# Supplied material
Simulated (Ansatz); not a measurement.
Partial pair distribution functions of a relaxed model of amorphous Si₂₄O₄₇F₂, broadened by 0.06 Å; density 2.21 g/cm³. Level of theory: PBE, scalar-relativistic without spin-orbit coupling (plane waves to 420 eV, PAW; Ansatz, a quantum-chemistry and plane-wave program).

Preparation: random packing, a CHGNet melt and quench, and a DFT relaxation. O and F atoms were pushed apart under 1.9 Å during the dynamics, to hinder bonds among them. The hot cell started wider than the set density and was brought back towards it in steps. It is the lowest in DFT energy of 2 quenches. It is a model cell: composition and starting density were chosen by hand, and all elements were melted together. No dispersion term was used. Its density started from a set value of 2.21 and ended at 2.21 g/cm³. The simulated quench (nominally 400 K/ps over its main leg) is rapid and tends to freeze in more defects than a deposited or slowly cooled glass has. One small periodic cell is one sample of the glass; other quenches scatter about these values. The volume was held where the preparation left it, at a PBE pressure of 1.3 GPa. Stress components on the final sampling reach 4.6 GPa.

# Work request
With no line skipped, copy the entries exactly as written.

# Task solution
Simulated (Ansatz); not a measurement.
Partial pair distribution functions of a relaxed model of amorphous Si₂₄O₄₇F₂, broadened by 0.06 Å; density 2.21 g/cm³. Level of theory: PBE, scalar-relativistic without spin-orbit coupling (plane waves to 420 eV, PAW; Ansatz, a quantum-chemistry and plane-wave program).

Preparation: random packing, a CHGNet melt and quench, and a DFT relaxation. O and F atoms were pushed apart under 1.9 Å during the dynamics, to hinder bonds among them. The hot cell started wider than the set density and was brought back towards it in steps. It is the lowest in DFT energy of 2 quenches. It is a model cell: composition and starting density were chosen by hand, and all elements were melted together. No dispersion term was used. Its density started from a set value of 2.21 and ended at 2.21 g/cm³. The simulated quench (nominally 400 K/ps over its main leg) is rapid and tends to freeze in more defects than a deposited or slowly cooled glass has. One small periodic cell is one sample of the glass; other quenches scatter about these values. The volume was held where the preparation left it, at a PBE pressure of 1.3 GPa. Stress components on the final sampling reach 4.6 GPa.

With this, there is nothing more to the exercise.